_Work item_. Please quote exactly the lines below from the line containing "(2) Predict the band gap on the k mesh." to the line containing "(2) zero (an", both lines included, and nothing else.

BEGIN
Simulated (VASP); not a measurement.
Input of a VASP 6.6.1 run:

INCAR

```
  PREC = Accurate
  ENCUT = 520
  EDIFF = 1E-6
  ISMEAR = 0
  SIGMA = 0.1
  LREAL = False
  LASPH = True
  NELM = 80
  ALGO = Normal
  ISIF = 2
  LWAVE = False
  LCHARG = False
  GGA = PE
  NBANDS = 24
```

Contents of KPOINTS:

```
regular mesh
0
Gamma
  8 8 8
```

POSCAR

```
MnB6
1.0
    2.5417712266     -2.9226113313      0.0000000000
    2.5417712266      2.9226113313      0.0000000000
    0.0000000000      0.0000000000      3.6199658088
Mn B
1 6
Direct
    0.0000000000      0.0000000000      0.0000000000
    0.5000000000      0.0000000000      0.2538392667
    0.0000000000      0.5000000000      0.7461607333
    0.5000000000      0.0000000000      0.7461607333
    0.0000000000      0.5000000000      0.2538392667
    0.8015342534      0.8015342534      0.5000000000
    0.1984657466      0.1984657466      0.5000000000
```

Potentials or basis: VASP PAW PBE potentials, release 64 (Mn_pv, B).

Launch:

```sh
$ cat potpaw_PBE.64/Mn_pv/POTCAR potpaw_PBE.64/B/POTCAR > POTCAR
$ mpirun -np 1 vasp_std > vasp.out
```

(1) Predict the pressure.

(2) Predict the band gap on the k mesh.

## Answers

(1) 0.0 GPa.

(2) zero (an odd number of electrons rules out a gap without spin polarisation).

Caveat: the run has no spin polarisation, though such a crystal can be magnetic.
END

_Answer area_.
(2) Predict the band gap on the k mesh.

## Answers

(1) 0.0 GPa.

(2) zero (an odd number of electrons rules out a gap without spin polarisation).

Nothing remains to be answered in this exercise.